Action item>
The listing below must be copied exactly and in full.

Data>
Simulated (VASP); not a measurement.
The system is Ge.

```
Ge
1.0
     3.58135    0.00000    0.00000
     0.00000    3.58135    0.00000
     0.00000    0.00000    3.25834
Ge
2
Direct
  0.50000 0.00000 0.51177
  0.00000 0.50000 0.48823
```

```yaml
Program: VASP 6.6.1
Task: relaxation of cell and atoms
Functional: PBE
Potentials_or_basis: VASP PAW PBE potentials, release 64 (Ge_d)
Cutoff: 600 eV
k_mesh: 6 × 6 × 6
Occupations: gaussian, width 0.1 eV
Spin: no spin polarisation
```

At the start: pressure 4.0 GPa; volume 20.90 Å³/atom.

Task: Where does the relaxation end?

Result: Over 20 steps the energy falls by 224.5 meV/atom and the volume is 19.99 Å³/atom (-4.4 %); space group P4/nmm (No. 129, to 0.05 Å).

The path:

Your response>
Simulated (VASP); not a measurement.
The system is Ge.

```
Ge
1.0
     3.58135    0.00000    0.00000
     0.00000    3.58135    0.00000
     0.00000    0.00000    3.25834
Ge
2
Direct
  0.50000 0.00000 0.51177
  0.00000 0.50000 0.48823
```

```yaml
Program: VASP 6.6.1
Task: relaxation of cell and atoms
Functional: PBE
Potentials_or_basis: VASP PAW PBE potentials, release 64 (Ge_d)
Cutoff: 600 eV
k_mesh: 6 × 6 × 6
Occupations: gaussian, width 0.1 eV
Spin: no spin polarisation
```

At the start: pressure 4.0 GPa; volume 20.90 Å³/atom.

Task: Where does the relaxation end?

Result: Over 20 steps the energy falls by 224.5 meV/atom and the volume is 19.99 Å³/atom (-4.4 %); space group P4/nmm (No. 129, to 0.05 Å).

The path:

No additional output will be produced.